##### GIVEN RECORDS
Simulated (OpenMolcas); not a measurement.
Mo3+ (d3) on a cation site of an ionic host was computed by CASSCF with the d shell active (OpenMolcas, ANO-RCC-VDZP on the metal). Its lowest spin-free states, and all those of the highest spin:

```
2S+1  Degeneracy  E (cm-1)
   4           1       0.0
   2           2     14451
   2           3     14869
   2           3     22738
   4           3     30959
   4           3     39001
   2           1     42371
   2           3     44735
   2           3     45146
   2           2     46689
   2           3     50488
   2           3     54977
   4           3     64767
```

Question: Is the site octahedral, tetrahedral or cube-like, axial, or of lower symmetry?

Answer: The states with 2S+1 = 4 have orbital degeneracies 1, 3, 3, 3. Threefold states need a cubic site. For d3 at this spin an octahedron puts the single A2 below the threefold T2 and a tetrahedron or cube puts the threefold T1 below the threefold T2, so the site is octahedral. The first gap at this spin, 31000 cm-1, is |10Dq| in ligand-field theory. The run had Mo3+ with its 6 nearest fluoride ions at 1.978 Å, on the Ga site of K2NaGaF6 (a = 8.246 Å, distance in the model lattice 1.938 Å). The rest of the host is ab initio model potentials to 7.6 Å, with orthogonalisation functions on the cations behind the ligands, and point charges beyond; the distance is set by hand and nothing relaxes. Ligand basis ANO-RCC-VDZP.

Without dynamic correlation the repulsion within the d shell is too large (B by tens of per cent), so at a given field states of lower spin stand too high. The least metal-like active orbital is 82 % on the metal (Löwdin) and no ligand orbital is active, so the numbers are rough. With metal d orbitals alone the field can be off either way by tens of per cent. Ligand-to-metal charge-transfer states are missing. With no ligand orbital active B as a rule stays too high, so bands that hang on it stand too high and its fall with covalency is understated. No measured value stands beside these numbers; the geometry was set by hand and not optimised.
##########

**ASSIGNMENT:** Repeat exactly, and only, the run of lines from the start of the material above through the line that holds "Answer: The states".

**WORKED SOLUTION:**
Simulated (OpenMolcas); not a measurement.
Mo3+ (d3) on a cation site of an ionic host was computed by CASSCF with the d shell active (OpenMolcas, ANO-RCC-VDZP on the metal). Its lowest spin-free states, and all those of the highest spin:

```
2S+1  Degeneracy  E (cm-1)
   4           1       0.0
   2           2     14451
   2           3     14869
   2           3     22738
   4           3     30959
   4           3     39001
   2           1     42371
   2           3     44735
   2           3     45146
   2           2     46689
   2           3     50488
   2           3     54977
   4           3     64767
```

Question: Is the site octahedral, tetrahedral or cube-like, axial, or of lower symmetry?

Answer: The states with 2S+1 = 4 have orbital degeneracies 1, 3, 3, 3. Threefold states need a cubic site. For d3 at this spin an octahedron puts the single A2 below the threefold T2 and a tetrahedron or cube puts the threefold T1 below the threefold T2, so the site is octahedral. The first gap at this spin, 31000 cm-1, is |10Dq| in ligand-field theory. The run had Mo3+ with its 6 nearest fluoride ions at 1.978 Å, on the Ga site of K2NaGaF6 (a = 8.246 Å, distance in the model lattice 1.938 Å). The rest of the host is ab initio model potentials to 7.6 Å, with orthogonalisation functions on the cations behind the ligands, and point charges beyond; the distance is set by hand and nothing relaxes. Ligand basis ANO-RCC-VDZP.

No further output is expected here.